§ Required action
Restate every line of the material, word for word.

[Data supplied — start]

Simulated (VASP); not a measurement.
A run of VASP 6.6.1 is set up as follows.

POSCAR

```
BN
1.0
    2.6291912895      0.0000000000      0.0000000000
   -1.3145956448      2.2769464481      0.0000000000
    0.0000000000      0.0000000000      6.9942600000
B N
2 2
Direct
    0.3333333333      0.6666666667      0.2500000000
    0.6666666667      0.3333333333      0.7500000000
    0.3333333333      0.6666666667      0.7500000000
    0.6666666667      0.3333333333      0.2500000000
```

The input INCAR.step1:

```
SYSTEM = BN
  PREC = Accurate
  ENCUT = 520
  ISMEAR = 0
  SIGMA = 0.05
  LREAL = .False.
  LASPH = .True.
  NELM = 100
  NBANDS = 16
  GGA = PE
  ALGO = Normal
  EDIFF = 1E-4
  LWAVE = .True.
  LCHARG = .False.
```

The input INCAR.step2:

[Data supplied — finish]

§ Exercise output
Simulated (VASP); not a measurement.
A run of VASP 6.6.1 is set up as follows.

POSCAR

```
BN
1.0
    2.6291912895      0.0000000000      0.0000000000
   -1.3145956448      2.2769464481      0.0000000000
    0.0000000000      0.0000000000      6.9942600000
B N
2 2
Direct
    0.3333333333      0.6666666667      0.2500000000
    0.6666666667      0.3333333333      0.7500000000
    0.3333333333      0.6666666667      0.7500000000
    0.6666666667      0.3333333333      0.2500000000
```

The input INCAR.step1:

```
SYSTEM = BN
  PREC = Accurate
  ENCUT = 520
  ISMEAR = 0
  SIGMA = 0.05
  LREAL = .False.
  LASPH = .True.
  NELM = 100
  NBANDS = 16
  GGA = PE
  ALGO = Normal
  EDIFF = 1E-4
  LWAVE = .True.
  LCHARG = .False.
```

The input INCAR.step2:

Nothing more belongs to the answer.